◆ DATASET EXTRACT
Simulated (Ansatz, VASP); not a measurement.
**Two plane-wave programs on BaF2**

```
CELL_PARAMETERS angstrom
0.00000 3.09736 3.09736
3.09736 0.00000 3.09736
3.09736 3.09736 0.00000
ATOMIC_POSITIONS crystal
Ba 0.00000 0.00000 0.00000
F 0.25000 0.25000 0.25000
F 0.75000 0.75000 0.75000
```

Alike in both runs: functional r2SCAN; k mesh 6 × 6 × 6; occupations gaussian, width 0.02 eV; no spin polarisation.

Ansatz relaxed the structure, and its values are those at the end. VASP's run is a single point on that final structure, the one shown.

◆ ASSIGNED TASK
Each record above must be given again exactly.

◆ WORKED SOLUTION
Simulated (Ansatz, VASP); not a measurement.
**Two plane-wave programs on BaF2**

```
CELL_PARAMETERS angstrom
0.00000 3.09736 3.09736
3.09736 0.00000 3.09736
3.09736 3.09736 0.00000
ATOMIC_POSITIONS crystal
Ba 0.00000 0.00000 0.00000
F 0.25000 0.25000 0.25000
F 0.75000 0.75000 0.75000
```

Alike in both runs: functional r2SCAN; k mesh 6 × 6 × 6; occupations gaussian, width 0.02 eV; no spin polarisation.

Ansatz relaxed the structure, and its values are those at the end. VASP's run is a single point on that final structure, the one shown.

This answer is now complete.